## DATASET RECORDS
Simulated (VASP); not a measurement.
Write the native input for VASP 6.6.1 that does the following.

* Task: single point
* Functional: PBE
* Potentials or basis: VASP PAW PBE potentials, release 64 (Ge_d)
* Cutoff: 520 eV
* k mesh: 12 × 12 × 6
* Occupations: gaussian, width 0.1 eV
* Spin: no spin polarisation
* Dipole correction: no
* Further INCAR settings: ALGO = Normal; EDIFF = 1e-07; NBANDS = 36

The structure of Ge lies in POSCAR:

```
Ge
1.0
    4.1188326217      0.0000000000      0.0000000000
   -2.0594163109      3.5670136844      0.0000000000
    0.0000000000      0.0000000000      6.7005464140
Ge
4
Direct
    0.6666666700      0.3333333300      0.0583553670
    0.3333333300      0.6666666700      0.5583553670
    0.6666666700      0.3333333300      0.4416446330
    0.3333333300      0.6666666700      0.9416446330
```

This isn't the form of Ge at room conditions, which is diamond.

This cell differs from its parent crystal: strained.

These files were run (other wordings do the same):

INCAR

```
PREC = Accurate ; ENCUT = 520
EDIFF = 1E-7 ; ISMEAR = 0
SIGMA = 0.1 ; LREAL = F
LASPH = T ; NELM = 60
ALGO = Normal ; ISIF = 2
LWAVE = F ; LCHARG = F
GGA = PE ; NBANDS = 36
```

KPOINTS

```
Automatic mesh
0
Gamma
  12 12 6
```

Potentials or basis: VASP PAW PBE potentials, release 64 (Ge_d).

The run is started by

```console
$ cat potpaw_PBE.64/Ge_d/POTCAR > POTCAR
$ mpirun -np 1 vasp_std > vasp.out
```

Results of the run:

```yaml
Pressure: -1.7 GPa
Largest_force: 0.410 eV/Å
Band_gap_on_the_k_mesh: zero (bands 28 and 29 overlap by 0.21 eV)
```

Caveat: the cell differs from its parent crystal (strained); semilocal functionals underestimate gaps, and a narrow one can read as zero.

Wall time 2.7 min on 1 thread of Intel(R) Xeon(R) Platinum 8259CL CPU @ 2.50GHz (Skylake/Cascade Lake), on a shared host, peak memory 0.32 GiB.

## ACTIVITY
Return exactly the leading lines of the listing, stopping after the line in which "This isn't the" occurs.

## EXPECTED ANSWER
Simulated (VASP); not a measurement.
Write the native input for VASP 6.6.1 that does the following.

* Task: single point
* Functional: PBE
* Potentials or basis: VASP PAW PBE potentials, release 64 (Ge_d)
* Cutoff: 520 eV
* k mesh: 12 × 12 × 6
* Occupations: gaussian, width 0.1 eV
* Spin: no spin polarisation
* Dipole correction: no
* Further INCAR settings: ALGO = Normal; EDIFF = 1e-07; NBANDS = 36

The structure of Ge lies in POSCAR:

```
Ge
1.0
    4.1188326217      0.0000000000      0.0000000000
   -2.0594163109      3.5670136844      0.0000000000
    0.0000000000      0.0000000000      6.7005464140
Ge
4
Direct
    0.6666666700      0.3333333300      0.0583553670
    0.3333333300      0.6666666700      0.5583553670
    0.6666666700      0.3333333300      0.4416446330
    0.3333333300      0.6666666700      0.9416446330
```

This isn't the form of Ge at room conditions, which is diamond.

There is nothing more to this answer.